----- DATA SUPPLIED

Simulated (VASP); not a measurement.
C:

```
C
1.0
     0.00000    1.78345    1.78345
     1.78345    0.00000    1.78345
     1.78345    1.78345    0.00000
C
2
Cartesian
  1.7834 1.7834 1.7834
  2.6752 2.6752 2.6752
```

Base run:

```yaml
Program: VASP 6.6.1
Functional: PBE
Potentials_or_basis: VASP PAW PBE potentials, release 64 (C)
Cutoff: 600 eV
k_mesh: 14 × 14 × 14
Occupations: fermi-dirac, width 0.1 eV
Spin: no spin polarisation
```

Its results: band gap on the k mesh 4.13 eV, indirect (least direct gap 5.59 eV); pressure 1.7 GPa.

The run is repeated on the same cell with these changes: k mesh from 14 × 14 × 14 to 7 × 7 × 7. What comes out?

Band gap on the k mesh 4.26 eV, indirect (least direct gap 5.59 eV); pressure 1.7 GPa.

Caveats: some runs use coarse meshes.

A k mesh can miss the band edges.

----------

- ASSIGNED TASK:
Which lines above run from the one containing "Band gap on the k mesh 4.26" down to the one containing "Caveats: some runs use coarse meshes."? Repeat exactly those, both ends included, and nothing else.

- TASK OUTPUT:
Band gap on the k mesh 4.26 eV, indirect (least direct gap 5.59 eV); pressure 1.7 GPa.

Caveats: some runs use coarse meshes.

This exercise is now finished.